» DATA SECTION:
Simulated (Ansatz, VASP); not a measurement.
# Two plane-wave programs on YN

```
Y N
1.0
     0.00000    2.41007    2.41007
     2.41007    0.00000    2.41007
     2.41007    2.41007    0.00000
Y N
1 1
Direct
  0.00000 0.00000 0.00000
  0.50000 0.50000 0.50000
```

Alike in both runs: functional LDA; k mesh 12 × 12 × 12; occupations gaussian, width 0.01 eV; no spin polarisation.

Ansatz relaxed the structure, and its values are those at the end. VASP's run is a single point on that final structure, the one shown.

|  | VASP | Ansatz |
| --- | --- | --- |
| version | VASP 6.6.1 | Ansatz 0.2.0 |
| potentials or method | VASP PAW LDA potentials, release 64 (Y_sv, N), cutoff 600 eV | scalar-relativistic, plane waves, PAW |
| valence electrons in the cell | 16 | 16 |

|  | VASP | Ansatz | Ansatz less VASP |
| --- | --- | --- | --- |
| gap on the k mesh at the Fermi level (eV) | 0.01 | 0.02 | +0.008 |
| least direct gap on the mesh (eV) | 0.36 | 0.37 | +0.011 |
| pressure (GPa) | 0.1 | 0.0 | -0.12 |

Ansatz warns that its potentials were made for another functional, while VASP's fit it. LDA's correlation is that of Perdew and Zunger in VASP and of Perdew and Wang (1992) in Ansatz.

» WORK TASK: Quote the records above from their first line through the line containing "0.37 | +0.011 |", both ends included.

» EXERCISE RESPONSE:
Simulated (Ansatz, VASP); not a measurement.
# Two plane-wave programs on YN

```
Y N
1.0
     0.00000    2.41007    2.41007
     2.41007    0.00000    2.41007
     2.41007    2.41007    0.00000
Y N
1 1
Direct
  0.00000 0.00000 0.00000
  0.50000 0.50000 0.50000
```

Alike in both runs: functional LDA; k mesh 12 × 12 × 12; occupations gaussian, width 0.01 eV; no spin polarisation.

Ansatz relaxed the structure, and its values are those at the end. VASP's run is a single point on that final structure, the one shown.

|  | VASP | Ansatz |
| --- | --- | --- |
| version | VASP 6.6.1 | Ansatz 0.2.0 |
| potentials or method | VASP PAW LDA potentials, release 64 (Y_sv, N), cutoff 600 eV | scalar-relativistic, plane waves, PAW |
| valence electrons in the cell | 16 | 16 |

|  | VASP | Ansatz | Ansatz less VASP |
| --- | --- | --- | --- |
| gap on the k mesh at the Fermi level (eV) | 0.01 | 0.02 | +0.008 |
| least direct gap on the mesh (eV) | 0.36 | 0.37 | +0.011 |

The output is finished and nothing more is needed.